▶ [DATA RECORDS]
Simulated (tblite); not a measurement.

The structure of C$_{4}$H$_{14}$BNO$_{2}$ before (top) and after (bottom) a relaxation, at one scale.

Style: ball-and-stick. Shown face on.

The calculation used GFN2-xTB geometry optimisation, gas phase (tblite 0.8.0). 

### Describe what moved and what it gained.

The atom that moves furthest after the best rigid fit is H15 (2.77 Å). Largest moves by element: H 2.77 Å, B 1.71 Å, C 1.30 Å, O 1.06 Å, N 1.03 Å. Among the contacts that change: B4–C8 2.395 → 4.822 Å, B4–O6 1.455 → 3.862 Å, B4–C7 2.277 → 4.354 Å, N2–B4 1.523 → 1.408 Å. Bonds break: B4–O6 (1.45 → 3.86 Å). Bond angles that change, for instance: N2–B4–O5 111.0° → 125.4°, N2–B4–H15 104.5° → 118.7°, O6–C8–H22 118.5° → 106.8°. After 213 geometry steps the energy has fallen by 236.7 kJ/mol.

▶ [WORK REQUEST]
Please retype all of the data above exactly as written.

▶ [TASK RESULT]
Simulated (tblite); not a measurement.

The structure of C$_{4}$H$_{14}$BNO$_{2}$ before (top) and after (bottom) a relaxation, at one scale.

Style: ball-and-stick. Shown face on.

The calculation used GFN2-xTB geometry optimisation, gas phase (tblite 0.8.0). 

### Describe what moved and what it gained.

The atom that moves furthest after the best rigid fit is H15 (2.77 Å). Largest moves by element: H 2.77 Å, B 1.71 Å, C 1.30 Å, O 1.06 Å, N 1.03 Å. Among the contacts that change: B4–C8 2.395 → 4.822 Å, B4–O6 1.455 → 3.862 Å, B4–C7 2.277 → 4.354 Å, N2–B4 1.523 → 1.408 Å. Bonds break: B4–O6 (1.45 → 3.86 Å). Bond angles that change, for instance: N2–B4–O5 111.0° → 125.4°, N2–B4–H15 104.5° → 118.7°, O6–C8–H22 118.5° → 106.8°. After 213 geometry steps the energy has fallen by 236.7 kJ/mol.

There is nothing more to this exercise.